Work order. Copy out all of the data exactly as it appears.

Listed records.
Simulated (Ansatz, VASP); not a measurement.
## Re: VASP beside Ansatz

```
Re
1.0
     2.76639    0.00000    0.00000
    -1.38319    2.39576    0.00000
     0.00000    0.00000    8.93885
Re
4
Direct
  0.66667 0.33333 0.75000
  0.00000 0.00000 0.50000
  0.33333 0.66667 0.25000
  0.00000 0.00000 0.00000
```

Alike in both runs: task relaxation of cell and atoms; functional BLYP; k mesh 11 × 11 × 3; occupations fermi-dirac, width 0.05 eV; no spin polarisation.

Your response.
Simulated (Ansatz, VASP); not a measurement.
## Re: VASP beside Ansatz

```
Re
1.0
     2.76639    0.00000    0.00000
    -1.38319    2.39576    0.00000
     0.00000    0.00000    8.93885
Re
4
Direct
  0.66667 0.33333 0.75000
  0.00000 0.00000 0.50000
  0.33333 0.66667 0.25000
  0.00000 0.00000 0.00000
```

Alike in both runs: task relaxation of cell and atoms; functional BLYP; k mesh 11 × 11 × 3; occupations fermi-dirac, width 0.05 eV; no spin polarisation.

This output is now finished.